■ REQUIRED ACTION
Needed from the data below: every line from the one with "88.27 | 88.04 |" up to and including the one with "-0.17 | -0.1 |", repeated exactly and with nothing else.

■ EXTRACTED MATERIAL
···
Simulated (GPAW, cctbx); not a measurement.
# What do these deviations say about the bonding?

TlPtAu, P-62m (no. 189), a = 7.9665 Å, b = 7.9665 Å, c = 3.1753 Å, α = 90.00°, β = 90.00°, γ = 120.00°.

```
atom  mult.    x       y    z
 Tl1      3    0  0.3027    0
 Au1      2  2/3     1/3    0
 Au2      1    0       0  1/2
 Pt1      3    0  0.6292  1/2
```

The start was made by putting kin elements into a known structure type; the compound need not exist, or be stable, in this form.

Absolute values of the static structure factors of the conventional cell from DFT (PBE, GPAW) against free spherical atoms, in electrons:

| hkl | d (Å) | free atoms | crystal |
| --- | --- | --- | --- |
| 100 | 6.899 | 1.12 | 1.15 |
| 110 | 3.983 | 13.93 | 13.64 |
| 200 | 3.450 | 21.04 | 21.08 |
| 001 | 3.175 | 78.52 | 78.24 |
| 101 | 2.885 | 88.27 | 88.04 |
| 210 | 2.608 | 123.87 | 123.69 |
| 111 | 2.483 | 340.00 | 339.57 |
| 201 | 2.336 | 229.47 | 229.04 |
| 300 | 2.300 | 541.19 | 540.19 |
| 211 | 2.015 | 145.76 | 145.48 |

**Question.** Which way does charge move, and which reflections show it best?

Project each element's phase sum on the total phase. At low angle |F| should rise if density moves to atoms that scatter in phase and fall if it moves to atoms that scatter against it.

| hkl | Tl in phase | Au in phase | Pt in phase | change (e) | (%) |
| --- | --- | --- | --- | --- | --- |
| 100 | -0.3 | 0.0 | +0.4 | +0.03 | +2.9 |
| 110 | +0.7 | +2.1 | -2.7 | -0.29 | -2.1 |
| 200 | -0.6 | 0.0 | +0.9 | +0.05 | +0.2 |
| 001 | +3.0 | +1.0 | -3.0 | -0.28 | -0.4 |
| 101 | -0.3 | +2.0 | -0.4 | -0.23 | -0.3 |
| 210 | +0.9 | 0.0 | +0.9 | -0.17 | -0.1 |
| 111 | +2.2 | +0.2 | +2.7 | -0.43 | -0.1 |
···

■ RESPONSE BOX
| 101 | 2.885 | 88.27 | 88.04 |
| 210 | 2.608 | 123.87 | 123.69 |
| 111 | 2.483 | 340.00 | 339.57 |
| 201 | 2.336 | 229.47 | 229.04 |
| 300 | 2.300 | 541.19 | 540.19 |
| 211 | 2.015 | 145.76 | 145.48 |

**Question.** Which way does charge move, and which reflections show it best?

Project each element's phase sum on the total phase. At low angle |F| should rise if density moves to atoms that scatter in phase and fall if it moves to atoms that scatter against it.

| hkl | Tl in phase | Au in phase | Pt in phase | change (e) | (%) |
| --- | --- | --- | --- | --- | --- |
| 100 | -0.3 | 0.0 | +0.4 | +0.03 | +2.9 |
| 110 | +0.7 | +2.1 | -2.7 | -0.29 | -2.1 |
| 200 | -0.6 | 0.0 | +0.9 | +0.05 | +0.2 |
| 001 | +3.0 | +1.0 | -3.0 | -0.28 | -0.4 |
| 101 | -0.3 | +2.0 | -0.4 | -0.23 | -0.3 |
| 210 | +0.9 | 0.0 | +0.9 | -0.17 | -0.1 |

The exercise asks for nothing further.